Activity
Reproduce word for word the lines between those holding "Q: Compare the contacts." and "C–O (1.19 Å): the", inclusive, and nothing else from the data below.

# # #

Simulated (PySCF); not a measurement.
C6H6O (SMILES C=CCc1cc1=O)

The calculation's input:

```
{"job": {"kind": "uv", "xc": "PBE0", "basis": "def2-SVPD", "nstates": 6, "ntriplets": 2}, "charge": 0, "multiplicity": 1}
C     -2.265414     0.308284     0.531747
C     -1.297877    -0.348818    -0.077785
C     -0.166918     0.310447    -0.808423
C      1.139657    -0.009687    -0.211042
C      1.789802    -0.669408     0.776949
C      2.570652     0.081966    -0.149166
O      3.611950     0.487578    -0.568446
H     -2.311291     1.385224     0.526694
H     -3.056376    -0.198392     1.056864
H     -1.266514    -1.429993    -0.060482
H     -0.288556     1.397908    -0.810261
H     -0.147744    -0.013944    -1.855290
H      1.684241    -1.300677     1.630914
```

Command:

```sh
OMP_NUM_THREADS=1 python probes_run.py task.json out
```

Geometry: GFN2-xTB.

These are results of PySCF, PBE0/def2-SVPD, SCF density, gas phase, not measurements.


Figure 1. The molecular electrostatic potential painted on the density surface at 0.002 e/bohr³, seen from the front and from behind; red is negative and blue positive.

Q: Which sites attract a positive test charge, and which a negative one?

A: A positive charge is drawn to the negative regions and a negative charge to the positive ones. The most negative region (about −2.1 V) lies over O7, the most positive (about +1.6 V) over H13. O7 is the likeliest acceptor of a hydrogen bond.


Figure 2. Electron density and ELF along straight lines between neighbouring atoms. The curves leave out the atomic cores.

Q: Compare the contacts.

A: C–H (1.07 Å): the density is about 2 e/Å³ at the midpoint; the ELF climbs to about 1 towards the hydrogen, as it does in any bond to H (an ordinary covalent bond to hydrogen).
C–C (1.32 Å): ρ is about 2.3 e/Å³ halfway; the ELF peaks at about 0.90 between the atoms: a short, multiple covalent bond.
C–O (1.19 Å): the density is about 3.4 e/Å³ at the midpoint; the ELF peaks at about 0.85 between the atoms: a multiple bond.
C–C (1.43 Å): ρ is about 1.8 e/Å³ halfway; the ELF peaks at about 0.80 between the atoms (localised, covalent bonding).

# # #

Exercise solution
Q: Compare the contacts.

A: C–H (1.07 Å): the density is about 2 e/Å³ at the midpoint; the ELF climbs to about 1 towards the hydrogen, as it does in any bond to H (an ordinary covalent bond to hydrogen).
C–C (1.32 Å): ρ is about 2.3 e/Å³ halfway; the ELF peaks at about 0.90 between the atoms: a short, multiple covalent bond.
C–O (1.19 Å): the density is about 3.4 e/Å³ at the midpoint; the ELF peaks at about 0.85 between the atoms: a multiple bond.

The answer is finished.